• DATASET ENTRIES
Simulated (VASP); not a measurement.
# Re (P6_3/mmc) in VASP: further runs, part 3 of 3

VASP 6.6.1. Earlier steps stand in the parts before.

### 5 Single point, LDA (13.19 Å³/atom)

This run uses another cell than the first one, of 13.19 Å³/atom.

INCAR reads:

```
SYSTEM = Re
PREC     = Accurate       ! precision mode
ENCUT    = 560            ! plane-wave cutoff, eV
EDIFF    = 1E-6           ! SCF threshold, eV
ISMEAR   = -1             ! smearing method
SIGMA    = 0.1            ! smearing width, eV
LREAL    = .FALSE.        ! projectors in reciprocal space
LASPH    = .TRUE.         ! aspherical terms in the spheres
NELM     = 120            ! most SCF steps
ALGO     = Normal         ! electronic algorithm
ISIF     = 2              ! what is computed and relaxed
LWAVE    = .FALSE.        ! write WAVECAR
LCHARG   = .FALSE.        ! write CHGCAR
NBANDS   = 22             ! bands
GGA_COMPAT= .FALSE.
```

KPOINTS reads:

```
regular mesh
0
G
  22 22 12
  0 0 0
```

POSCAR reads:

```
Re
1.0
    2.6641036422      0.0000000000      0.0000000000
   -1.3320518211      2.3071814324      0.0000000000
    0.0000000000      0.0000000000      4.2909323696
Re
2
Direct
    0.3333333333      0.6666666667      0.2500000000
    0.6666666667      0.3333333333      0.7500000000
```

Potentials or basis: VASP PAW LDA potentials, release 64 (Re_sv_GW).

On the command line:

• WORK REQUEST
Would you restate the records word for word?

• WRITTEN ANSWER
Simulated (VASP); not a measurement.
# Re (P6_3/mmc) in VASP: further runs, part 3 of 3

VASP 6.6.1. Earlier steps stand in the parts before.

### 5 Single point, LDA (13.19 Å³/atom)

This run uses another cell than the first one, of 13.19 Å³/atom.

INCAR reads:

```
SYSTEM = Re
PREC     = Accurate       ! precision mode
ENCUT    = 560            ! plane-wave cutoff, eV
EDIFF    = 1E-6           ! SCF threshold, eV
ISMEAR   = -1             ! smearing method
SIGMA    = 0.1            ! smearing width, eV
LREAL    = .FALSE.        ! projectors in reciprocal space
LASPH    = .TRUE.         ! aspherical terms in the spheres
NELM     = 120            ! most SCF steps
ALGO     = Normal         ! electronic algorithm
ISIF     = 2              ! what is computed and relaxed
LWAVE    = .FALSE.        ! write WAVECAR
LCHARG   = .FALSE.        ! write CHGCAR
NBANDS   = 22             ! bands
GGA_COMPAT= .FALSE.
```

KPOINTS reads:

```
regular mesh
0
G
  22 22 12
  0 0 0
```

POSCAR reads:

```
Re
1.0
    2.6641036422      0.0000000000      0.0000000000
   -1.3320518211      2.3071814324      0.0000000000
    0.0000000000      0.0000000000      4.2909323696
Re
2
Direct
    0.3333333333      0.6666666667      0.2500000000
    0.6666666667      0.3333333333      0.7500000000
```

Potentials or basis: VASP PAW LDA potentials, release 64 (Re_sv_GW).

On the command line:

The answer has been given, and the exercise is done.